ACTIVITY: Type every record exactly as it appears.

DATA EXCERPTS:
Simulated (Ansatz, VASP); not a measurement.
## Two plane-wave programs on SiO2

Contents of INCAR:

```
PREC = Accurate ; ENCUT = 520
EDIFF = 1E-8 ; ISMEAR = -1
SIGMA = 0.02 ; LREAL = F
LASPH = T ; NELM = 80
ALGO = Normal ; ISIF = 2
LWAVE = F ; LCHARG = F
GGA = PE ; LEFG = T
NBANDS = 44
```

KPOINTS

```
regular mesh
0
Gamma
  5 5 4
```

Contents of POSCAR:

RESPONSE AREA:
Simulated (Ansatz, VASP); not a measurement.
## Two plane-wave programs on SiO2

Contents of INCAR:

```
PREC = Accurate ; ENCUT = 520
EDIFF = 1E-8 ; ISMEAR = -1
SIGMA = 0.02 ; LREAL = F
LASPH = T ; NELM = 80
ALGO = Normal ; ISIF = 2
LWAVE = F ; LCHARG = F
GGA = PE ; LEFG = T
NBANDS = 44
```

KPOINTS

```
regular mesh
0
Gamma
  5 5 4
```

Contents of POSCAR:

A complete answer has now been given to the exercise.